DATA EXTRACTS -
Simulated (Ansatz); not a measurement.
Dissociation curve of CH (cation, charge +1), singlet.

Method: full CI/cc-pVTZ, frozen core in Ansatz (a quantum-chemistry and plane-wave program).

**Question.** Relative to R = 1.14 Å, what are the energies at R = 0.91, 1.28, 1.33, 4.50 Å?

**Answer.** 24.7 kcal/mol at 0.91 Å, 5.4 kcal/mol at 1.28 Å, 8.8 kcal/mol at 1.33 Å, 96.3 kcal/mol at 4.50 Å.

ACTION ITEM - Exactly the lines from the start of the entries through the one bearing "1.33, 4.50 Å?" are to be output, with both ends included.

ANSWER SPACE -
Simulated (Ansatz); not a measurement.
Dissociation curve of CH (cation, charge +1), singlet.

Method: full CI/cc-pVTZ, frozen core in Ansatz (a quantum-chemistry and plane-wave program).

**Question.** Relative to R = 1.14 Å, what are the energies at R = 0.91, 1.28, 1.33, 4.50 Å?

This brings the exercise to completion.